[Work task] All the entries that follow must be written out again exactly.

====================

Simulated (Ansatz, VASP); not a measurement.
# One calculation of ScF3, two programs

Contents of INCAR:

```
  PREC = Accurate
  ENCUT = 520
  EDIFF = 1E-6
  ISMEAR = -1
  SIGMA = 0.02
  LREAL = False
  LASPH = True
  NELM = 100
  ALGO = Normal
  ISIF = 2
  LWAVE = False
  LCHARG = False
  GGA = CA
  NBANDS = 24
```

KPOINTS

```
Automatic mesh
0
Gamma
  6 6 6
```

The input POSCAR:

====================

[Exercise answer]
Simulated (Ansatz, VASP); not a measurement.
# One calculation of ScF3, two programs

Contents of INCAR:

```
  PREC = Accurate
  ENCUT = 520
  EDIFF = 1E-6
  ISMEAR = -1
  SIGMA = 0.02
  LREAL = False
  LASPH = True
  NELM = 100
  ALGO = Normal
  ISIF = 2
  LWAVE = False
  LCHARG = False
  GGA = CA
  NBANDS = 24
```

KPOINTS

```
Automatic mesh
0
Gamma
  6 6 6
```

The input POSCAR:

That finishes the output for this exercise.